**Assigned task:** Exactly the lines from the opening of the records through the line containing "Symmetry: I4_1/amd, No." should be copied, with both included.

**Data excerpts:**
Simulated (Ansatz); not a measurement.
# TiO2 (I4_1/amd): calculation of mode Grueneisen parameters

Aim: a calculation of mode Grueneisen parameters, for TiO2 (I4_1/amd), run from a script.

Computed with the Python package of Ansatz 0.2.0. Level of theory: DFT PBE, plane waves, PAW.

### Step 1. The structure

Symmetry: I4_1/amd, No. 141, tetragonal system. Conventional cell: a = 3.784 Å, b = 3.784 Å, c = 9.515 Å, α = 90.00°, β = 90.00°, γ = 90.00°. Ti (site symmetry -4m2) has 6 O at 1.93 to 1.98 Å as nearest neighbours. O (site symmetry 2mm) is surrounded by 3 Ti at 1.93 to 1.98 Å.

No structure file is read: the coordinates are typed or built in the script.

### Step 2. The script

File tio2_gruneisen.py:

**Task answer:**
Simulated (Ansatz); not a measurement.
# TiO2 (I4_1/amd): calculation of mode Grueneisen parameters

Aim: a calculation of mode Grueneisen parameters, for TiO2 (I4_1/amd), run from a script.

Computed with the Python package of Ansatz 0.2.0. Level of theory: DFT PBE, plane waves, PAW.

### Step 1. The structure

Symmetry: I4_1/amd, No. 141, tetragonal system. Conventional cell: a = 3.784 Å, b = 3.784 Å, c = 9.515 Å, α = 90.00°, β = 90.00°, γ = 90.00°. Ti (site symmetry -4m2) has 6 O at 1.93 to 1.98 Å as nearest neighbours. O (site symmetry 2mm) is surrounded by 3 Ti at 1.93 to 1.98 Å.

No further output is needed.